************

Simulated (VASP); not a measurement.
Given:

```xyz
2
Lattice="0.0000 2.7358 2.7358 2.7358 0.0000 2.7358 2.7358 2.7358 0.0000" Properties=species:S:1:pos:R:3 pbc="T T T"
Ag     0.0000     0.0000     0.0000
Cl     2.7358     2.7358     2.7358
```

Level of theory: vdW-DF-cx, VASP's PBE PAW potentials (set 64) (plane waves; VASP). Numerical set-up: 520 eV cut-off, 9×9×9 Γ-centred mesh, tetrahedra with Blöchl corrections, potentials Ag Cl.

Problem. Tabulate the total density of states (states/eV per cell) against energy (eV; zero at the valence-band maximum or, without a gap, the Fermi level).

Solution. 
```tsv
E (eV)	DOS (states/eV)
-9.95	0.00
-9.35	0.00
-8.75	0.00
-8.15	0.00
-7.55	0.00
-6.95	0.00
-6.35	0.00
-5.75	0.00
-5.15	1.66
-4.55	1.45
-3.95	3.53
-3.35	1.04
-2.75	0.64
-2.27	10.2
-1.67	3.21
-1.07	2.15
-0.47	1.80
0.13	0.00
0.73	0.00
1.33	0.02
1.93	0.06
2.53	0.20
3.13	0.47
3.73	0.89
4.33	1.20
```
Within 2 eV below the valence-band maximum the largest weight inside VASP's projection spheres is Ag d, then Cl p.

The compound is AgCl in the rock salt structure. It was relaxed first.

************

**ASSIGNED TASK:** Go back to the listing above. Copy word for word the lines from the one with "Problem. Tabulate the" through the one with "Within 2 eV", and nothing more.

**WORKED SOLUTION:**
Problem. Tabulate the total density of states (states/eV per cell) against energy (eV; zero at the valence-band maximum or, without a gap, the Fermi level).

Solution. 
```tsv
E (eV)	DOS (states/eV)
-9.95	0.00
-9.35	0.00
-8.75	0.00
-8.15	0.00
-7.55	0.00
-6.95	0.00
-6.35	0.00
-5.75	0.00
-5.15	1.66
-4.55	1.45
-3.95	3.53
-3.35	1.04
-2.75	0.64
-2.27	10.2
-1.67	3.21
-1.07	2.15
-0.47	1.80
0.13	0.00
0.73	0.00
1.33	0.02
1.93	0.06
2.53	0.20
3.13	0.47
3.73	0.89
4.33	1.20
```
Within 2 eV below the valence-band maximum the largest weight inside VASP's projection spheres is Ag d, then Cl p.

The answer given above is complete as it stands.